§ Required action: Copy out, word for word, the lines from the start of the data below through the line containing "Computed values, GFN2-xTB/tblite, gas", and no others.

§ Entries shown:
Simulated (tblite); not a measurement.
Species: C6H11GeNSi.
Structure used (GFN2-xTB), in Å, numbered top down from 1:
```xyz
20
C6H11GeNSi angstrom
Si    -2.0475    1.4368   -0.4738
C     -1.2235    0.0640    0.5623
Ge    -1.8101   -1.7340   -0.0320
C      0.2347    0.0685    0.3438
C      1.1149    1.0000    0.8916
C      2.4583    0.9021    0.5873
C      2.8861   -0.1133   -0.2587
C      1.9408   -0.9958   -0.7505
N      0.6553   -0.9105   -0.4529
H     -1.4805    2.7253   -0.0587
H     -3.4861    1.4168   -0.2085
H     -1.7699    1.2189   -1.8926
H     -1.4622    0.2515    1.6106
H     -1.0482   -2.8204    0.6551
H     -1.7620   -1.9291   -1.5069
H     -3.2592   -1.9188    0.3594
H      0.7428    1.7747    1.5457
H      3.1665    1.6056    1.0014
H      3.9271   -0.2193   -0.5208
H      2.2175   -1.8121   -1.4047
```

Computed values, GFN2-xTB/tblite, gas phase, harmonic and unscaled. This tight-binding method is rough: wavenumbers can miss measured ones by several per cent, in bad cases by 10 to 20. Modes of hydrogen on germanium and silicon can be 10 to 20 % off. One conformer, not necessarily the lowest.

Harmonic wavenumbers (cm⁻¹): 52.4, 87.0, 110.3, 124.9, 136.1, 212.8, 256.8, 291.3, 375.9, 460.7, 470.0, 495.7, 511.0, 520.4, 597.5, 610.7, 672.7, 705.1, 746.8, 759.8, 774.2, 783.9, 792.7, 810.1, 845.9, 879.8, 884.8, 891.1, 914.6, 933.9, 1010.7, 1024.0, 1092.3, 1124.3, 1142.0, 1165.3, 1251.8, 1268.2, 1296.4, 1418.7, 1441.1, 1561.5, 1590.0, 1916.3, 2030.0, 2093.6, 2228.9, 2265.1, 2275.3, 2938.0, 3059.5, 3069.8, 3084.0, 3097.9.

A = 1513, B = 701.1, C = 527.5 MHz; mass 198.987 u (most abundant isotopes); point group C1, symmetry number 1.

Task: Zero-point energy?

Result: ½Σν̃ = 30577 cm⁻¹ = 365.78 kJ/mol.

§ Exercise answer:
Simulated (tblite); not a measurement.
Species: C6H11GeNSi.
Structure used (GFN2-xTB), in Å, numbered top down from 1:
```xyz
20
C6H11GeNSi angstrom
Si    -2.0475    1.4368   -0.4738
C     -1.2235    0.0640    0.5623
Ge    -1.8101   -1.7340   -0.0320
C      0.2347    0.0685    0.3438
C      1.1149    1.0000    0.8916
C      2.4583    0.9021    0.5873
C      2.8861   -0.1133   -0.2587
C      1.9408   -0.9958   -0.7505
N      0.6553   -0.9105   -0.4529
H     -1.4805    2.7253   -0.0587
H     -3.4861    1.4168   -0.2085
H     -1.7699    1.2189   -1.8926
H     -1.4622    0.2515    1.6106
H     -1.0482   -2.8204    0.6551
H     -1.7620   -1.9291   -1.5069
H     -3.2592   -1.9188    0.3594
H      0.7428    1.7747    1.5457
H      3.1665    1.6056    1.0014
H      3.9271   -0.2193   -0.5208
H      2.2175   -1.8121   -1.4047
```

Computed values, GFN2-xTB/tblite, gas phase, harmonic and unscaled. This tight-binding method is rough: wavenumbers can miss measured ones by several per cent, in bad cases by 10 to 20. Modes of hydrogen on germanium and silicon can be 10 to 20 % off. One conformer, not necessarily the lowest.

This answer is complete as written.